§ Study material
⟨

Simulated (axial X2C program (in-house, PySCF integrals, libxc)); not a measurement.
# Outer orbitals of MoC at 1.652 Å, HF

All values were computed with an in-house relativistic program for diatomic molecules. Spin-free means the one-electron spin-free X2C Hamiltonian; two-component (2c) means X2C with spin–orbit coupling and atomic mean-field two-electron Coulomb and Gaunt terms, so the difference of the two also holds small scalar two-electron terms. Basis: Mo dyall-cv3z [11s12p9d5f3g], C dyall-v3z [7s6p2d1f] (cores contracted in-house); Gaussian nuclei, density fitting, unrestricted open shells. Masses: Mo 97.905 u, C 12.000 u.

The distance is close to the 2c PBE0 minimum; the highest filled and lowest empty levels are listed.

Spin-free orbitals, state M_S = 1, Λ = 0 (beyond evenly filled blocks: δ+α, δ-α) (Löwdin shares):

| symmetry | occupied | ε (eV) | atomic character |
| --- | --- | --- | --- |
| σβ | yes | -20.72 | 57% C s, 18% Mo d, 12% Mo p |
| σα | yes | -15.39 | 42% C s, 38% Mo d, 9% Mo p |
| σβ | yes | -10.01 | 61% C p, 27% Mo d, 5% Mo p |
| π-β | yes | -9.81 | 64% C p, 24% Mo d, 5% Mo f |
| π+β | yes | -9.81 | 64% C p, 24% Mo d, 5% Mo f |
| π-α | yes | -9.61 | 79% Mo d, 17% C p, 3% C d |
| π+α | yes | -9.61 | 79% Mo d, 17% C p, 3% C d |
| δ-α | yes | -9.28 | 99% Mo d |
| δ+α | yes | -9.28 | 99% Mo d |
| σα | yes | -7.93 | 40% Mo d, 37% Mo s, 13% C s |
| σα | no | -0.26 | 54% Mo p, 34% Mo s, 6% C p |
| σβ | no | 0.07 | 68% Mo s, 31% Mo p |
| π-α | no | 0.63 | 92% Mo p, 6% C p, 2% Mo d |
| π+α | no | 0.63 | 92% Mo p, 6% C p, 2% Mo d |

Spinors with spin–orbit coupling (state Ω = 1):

⟩

§ Work order
When you reach the line holding "d, 12% Mo p |" in the records above, begin reproducing exactly, stop after the line holding "s, 13% C s |", and output nothing else.

§ Exercise answer
| σβ | yes | -20.72 | 57% C s, 18% Mo d, 12% Mo p |
| σα | yes | -15.39 | 42% C s, 38% Mo d, 9% Mo p |
| σβ | yes | -10.01 | 61% C p, 27% Mo d, 5% Mo p |
| π-β | yes | -9.81 | 64% C p, 24% Mo d, 5% Mo f |
| π+β | yes | -9.81 | 64% C p, 24% Mo d, 5% Mo f |
| π-α | yes | -9.61 | 79% Mo d, 17% C p, 3% C d |
| π+α | yes | -9.61 | 79% Mo d, 17% C p, 3% C d |
| δ-α | yes | -9.28 | 99% Mo d |
| δ+α | yes | -9.28 | 99% Mo d |
| σα | yes | -7.93 | 40% Mo d, 37% Mo s, 13% C s |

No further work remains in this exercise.